○ ○ ○
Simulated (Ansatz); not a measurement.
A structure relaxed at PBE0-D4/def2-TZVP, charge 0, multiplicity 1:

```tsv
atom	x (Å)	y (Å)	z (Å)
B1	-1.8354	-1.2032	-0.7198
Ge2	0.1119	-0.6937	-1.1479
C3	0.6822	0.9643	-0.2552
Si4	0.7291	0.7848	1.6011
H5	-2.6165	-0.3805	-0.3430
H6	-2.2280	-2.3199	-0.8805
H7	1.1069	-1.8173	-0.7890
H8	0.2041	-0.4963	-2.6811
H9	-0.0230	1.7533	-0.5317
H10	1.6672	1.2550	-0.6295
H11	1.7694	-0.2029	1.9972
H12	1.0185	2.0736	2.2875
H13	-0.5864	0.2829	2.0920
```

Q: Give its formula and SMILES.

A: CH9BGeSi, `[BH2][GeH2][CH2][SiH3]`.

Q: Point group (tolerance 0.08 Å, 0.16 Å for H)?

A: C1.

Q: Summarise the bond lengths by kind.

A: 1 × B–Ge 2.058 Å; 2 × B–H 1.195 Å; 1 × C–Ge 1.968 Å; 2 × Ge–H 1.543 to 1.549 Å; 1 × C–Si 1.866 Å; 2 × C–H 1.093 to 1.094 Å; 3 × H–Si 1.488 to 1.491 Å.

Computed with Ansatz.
○ ○ ○

# Work task
Nothing should be returned except the lines from the first line of the data above through the line with "Q: Summarise the bond lengths by kind.", each one exact.

# Exercise result
Simulated (Ansatz); not a measurement.
A structure relaxed at PBE0-D4/def2-TZVP, charge 0, multiplicity 1:

```tsv
atom	x (Å)	y (Å)	z (Å)
B1	-1.8354	-1.2032	-0.7198
Ge2	0.1119	-0.6937	-1.1479
C3	0.6822	0.9643	-0.2552
Si4	0.7291	0.7848	1.6011
H5	-2.6165	-0.3805	-0.3430
H6	-2.2280	-2.3199	-0.8805
H7	1.1069	-1.8173	-0.7890
H8	0.2041	-0.4963	-2.6811
H9	-0.0230	1.7533	-0.5317
H10	1.6672	1.2550	-0.6295
H11	1.7694	-0.2029	1.9972
H12	1.0185	2.0736	2.2875
H13	-0.5864	0.2829	2.0920
```

Q: Give its formula and SMILES.

A: CH9BGeSi, `[BH2][GeH2][CH2][SiH3]`.

Q: Point group (tolerance 0.08 Å, 0.16 Å for H)?

A: C1.

Q: Summarise the bond lengths by kind.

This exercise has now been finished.